———

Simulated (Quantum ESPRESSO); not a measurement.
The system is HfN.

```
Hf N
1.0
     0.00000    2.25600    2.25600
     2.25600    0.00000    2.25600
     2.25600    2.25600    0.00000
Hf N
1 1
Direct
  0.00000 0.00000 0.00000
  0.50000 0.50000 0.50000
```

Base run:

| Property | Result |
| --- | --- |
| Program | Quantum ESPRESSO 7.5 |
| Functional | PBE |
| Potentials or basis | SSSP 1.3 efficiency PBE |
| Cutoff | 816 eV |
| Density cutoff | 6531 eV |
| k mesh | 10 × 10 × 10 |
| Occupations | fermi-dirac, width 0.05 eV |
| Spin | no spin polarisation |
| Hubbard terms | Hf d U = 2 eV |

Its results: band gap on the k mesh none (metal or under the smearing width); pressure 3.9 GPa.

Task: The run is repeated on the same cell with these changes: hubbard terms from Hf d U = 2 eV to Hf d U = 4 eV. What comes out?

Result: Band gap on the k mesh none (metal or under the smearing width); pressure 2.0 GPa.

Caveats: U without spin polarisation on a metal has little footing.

———

## TASK ITEM
Include the first line, the line containing "Result: Band gap", and every line between them, copied exactly from the material above; output no other line.

## TASK SOLUTION
Simulated (Quantum ESPRESSO); not a measurement.
The system is HfN.

```
Hf N
1.0
     0.00000    2.25600    2.25600
     2.25600    0.00000    2.25600
     2.25600    2.25600    0.00000
Hf N
1 1
Direct
  0.00000 0.00000 0.00000
  0.50000 0.50000 0.50000
```

Base run:

| Property | Result |
| --- | --- |
| Program | Quantum ESPRESSO 7.5 |
| Functional | PBE |
| Potentials or basis | SSSP 1.3 efficiency PBE |
| Cutoff | 816 eV |
| Density cutoff | 6531 eV |
| k mesh | 10 × 10 × 10 |
| Occupations | fermi-dirac, width 0.05 eV |
| Spin | no spin polarisation |
| Hubbard terms | Hf d U = 2 eV |

Its results: band gap on the k mesh none (metal or under the smearing width); pressure 3.9 GPa.

Task: The run is repeated on the same cell with these changes: hubbard terms from Hf d U = 2 eV to Hf d U = 4 eV. What comes out?

Result: Band gap on the k mesh none (metal or under the smearing width); pressure 2.0 GPa.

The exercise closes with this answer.